▶ [WORK ITEM] Verbatim, and with nothing else, reproduce the data below from its first line through the line containing "5.91 | 0.98 |".

════════════════
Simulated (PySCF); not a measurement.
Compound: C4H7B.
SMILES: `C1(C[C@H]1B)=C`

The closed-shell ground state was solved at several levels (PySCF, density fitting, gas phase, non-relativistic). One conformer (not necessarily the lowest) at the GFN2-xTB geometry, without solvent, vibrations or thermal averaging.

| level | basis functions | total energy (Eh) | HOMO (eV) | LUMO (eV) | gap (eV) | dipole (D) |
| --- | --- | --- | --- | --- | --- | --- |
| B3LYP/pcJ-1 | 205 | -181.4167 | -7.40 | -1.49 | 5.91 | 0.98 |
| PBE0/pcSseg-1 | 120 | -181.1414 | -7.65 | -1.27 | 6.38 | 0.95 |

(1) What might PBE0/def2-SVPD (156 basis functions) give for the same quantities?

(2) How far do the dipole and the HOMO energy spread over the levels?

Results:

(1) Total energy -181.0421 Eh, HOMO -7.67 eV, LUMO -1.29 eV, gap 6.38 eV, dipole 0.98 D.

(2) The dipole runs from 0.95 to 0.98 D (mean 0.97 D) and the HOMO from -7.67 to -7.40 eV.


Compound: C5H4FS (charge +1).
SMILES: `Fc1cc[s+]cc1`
════════════════

▶ [EXERCISE RESPONSE]
Simulated (PySCF); not a measurement.
Compound: C4H7B.
SMILES: `C1(C[C@H]1B)=C`

The closed-shell ground state was solved at several levels (PySCF, density fitting, gas phase, non-relativistic). One conformer (not necessarily the lowest) at the GFN2-xTB geometry, without solvent, vibrations or thermal averaging.

| level | basis functions | total energy (Eh) | HOMO (eV) | LUMO (eV) | gap (eV) | dipole (D) |
| --- | --- | --- | --- | --- | --- | --- |
| B3LYP/pcJ-1 | 205 | -181.4167 | -7.40 | -1.49 | 5.91 | 0.98 |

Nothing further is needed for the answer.